• • •

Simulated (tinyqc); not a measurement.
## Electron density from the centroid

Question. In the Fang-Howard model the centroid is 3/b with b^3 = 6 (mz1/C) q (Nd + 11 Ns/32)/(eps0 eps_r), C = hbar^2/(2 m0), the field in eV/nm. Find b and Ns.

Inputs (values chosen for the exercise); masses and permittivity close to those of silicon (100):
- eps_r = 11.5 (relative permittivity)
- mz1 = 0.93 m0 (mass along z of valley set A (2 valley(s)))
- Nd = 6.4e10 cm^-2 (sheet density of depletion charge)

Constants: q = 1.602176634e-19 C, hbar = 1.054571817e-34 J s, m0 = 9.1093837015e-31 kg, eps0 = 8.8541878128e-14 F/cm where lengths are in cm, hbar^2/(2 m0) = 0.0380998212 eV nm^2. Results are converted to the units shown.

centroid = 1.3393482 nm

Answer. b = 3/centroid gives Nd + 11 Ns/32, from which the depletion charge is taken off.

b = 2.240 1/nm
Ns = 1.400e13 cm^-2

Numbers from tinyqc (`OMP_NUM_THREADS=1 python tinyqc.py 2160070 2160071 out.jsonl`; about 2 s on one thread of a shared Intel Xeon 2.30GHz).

• • •

#### WORK REQUEST
Restate word for word the lines of the data above, starting at the line containing "## Electron density from the centroid" and ending at the line containing "- eps_r = 11.5 (relative permittivity)", both included, and nothing more.

#### ANSWER SECTION
## Electron density from the centroid

Question. In the Fang-Howard model the centroid is 3/b with b^3 = 6 (mz1/C) q (Nd + 11 Ns/32)/(eps0 eps_r), C = hbar^2/(2 m0), the field in eV/nm. Find b and Ns.

Inputs (values chosen for the exercise); masses and permittivity close to those of silicon (100):
- eps_r = 11.5 (relative permittivity)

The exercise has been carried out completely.